#### Work task
Lines to restate from the data below: from the one containing "Record of a relaxation." to the one containing "Computed with GFN2-xTB", both included. Give them again exactly, and only them.

================

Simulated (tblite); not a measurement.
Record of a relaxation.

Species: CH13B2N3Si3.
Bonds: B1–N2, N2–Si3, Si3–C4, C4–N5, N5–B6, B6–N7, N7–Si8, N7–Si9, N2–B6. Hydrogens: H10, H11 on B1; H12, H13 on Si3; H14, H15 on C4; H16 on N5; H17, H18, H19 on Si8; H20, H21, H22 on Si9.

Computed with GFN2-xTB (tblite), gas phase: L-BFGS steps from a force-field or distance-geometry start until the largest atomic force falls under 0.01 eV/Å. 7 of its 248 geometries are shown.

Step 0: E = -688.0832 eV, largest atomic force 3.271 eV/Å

================

#### Exercise solution
Record of a relaxation.

Species: CH13B2N3Si3.
Bonds: B1–N2, N2–Si3, Si3–C4, C4–N5, N5–B6, B6–N7, N7–Si8, N7–Si9, N2–B6. Hydrogens: H10, H11 on B1; H12, H13 on Si3; H14, H15 on C4; H16 on N5; H17, H18, H19 on Si8; H20, H21, H22 on Si9.

Computed with GFN2-xTB (tblite), gas phase: L-BFGS steps from a force-field or distance-geometry start until the largest atomic force falls under 0.01 eV/Å. 7 of its 248 geometries are shown.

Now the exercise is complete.